**WORK ORDER**: Retype each line below without a single alteration.

**STORED DATA**:
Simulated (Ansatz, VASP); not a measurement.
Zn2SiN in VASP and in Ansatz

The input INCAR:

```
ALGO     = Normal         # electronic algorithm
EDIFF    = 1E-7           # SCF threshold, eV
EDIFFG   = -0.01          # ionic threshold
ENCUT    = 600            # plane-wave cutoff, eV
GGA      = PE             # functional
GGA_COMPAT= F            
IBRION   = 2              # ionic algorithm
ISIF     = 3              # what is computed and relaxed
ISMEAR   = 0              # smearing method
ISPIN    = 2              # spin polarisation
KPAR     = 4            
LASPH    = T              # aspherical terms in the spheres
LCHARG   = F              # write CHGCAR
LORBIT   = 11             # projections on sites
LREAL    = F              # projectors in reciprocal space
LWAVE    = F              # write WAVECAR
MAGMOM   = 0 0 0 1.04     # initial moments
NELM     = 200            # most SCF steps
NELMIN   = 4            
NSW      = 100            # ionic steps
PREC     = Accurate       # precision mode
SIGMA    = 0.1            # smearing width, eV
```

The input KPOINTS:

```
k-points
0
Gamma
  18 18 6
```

**EXERCISE RESULT**:
Simulated (Ansatz, VASP); not a measurement.
Zn2SiN in VASP and in Ansatz

The input INCAR:

```
ALGO     = Normal         # electronic algorithm
EDIFF    = 1E-7           # SCF threshold, eV
EDIFFG   = -0.01          # ionic threshold
ENCUT    = 600            # plane-wave cutoff, eV
GGA      = PE             # functional
GGA_COMPAT= F            
IBRION   = 2              # ionic algorithm
ISIF     = 3              # what is computed and relaxed
ISMEAR   = 0              # smearing method
ISPIN    = 2              # spin polarisation
KPAR     = 4            
LASPH    = T              # aspherical terms in the spheres
LCHARG   = F              # write CHGCAR
LORBIT   = 11             # projections on sites
LREAL    = F              # projectors in reciprocal space
LWAVE    = F              # write WAVECAR
MAGMOM   = 0 0 0 1.04     # initial moments
NELM     = 200            # most SCF steps
NELMIN   = 4            
NSW      = 100            # ionic steps
PREC     = Accurate       # precision mode
SIGMA    = 0.1            # smearing width, eV
```

The input KPOINTS:

```
k-points
0
Gamma
  18 18 6
```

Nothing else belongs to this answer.